Work order: Only an exact, line-for-line copy of the data will serve as the answer.

Record set Block Start

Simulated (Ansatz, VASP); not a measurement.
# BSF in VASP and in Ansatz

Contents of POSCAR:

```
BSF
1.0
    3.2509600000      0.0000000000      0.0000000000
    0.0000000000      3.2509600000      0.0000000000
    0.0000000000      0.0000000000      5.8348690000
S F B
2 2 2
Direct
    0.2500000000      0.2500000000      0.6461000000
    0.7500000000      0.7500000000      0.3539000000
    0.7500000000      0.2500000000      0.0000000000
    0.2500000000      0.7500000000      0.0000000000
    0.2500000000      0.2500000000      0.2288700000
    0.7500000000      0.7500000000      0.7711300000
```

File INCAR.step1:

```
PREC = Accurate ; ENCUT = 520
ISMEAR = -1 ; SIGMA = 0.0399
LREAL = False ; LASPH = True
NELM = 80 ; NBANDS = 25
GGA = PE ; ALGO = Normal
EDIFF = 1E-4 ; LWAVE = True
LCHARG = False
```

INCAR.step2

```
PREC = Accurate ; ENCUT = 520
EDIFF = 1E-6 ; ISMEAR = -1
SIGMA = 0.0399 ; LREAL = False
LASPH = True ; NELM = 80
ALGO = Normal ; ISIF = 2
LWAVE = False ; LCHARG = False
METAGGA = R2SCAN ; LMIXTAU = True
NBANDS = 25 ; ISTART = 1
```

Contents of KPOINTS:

Record set Block End

Answer box:
Simulated (Ansatz, VASP); not a measurement.
# BSF in VASP and in Ansatz

Contents of POSCAR:

```
BSF
1.0
    3.2509600000      0.0000000000      0.0000000000
    0.0000000000      3.2509600000      0.0000000000
    0.0000000000      0.0000000000      5.8348690000
S F B
2 2 2
Direct
    0.2500000000      0.2500000000      0.6461000000
    0.7500000000      0.7500000000      0.3539000000
    0.7500000000      0.2500000000      0.0000000000
    0.2500000000      0.7500000000      0.0000000000
    0.2500000000      0.2500000000      0.2288700000
    0.7500000000      0.7500000000      0.7711300000
```

File INCAR.step1:

```
PREC = Accurate ; ENCUT = 520
ISMEAR = -1 ; SIGMA = 0.0399
LREAL = False ; LASPH = True
NELM = 80 ; NBANDS = 25
GGA = PE ; ALGO = Normal
EDIFF = 1E-4 ; LWAVE = True
LCHARG = False
```

INCAR.step2

```
PREC = Accurate ; ENCUT = 520
EDIFF = 1E-6 ; ISMEAR = -1
SIGMA = 0.0399 ; LREAL = False
LASPH = True ; NELM = 80
ALGO = Normal ; ISIF = 2
LWAVE = False ; LCHARG = False
METAGGA = R2SCAN ; LMIXTAU = True
NBANDS = 25 ; ISTART = 1
```

Contents of KPOINTS:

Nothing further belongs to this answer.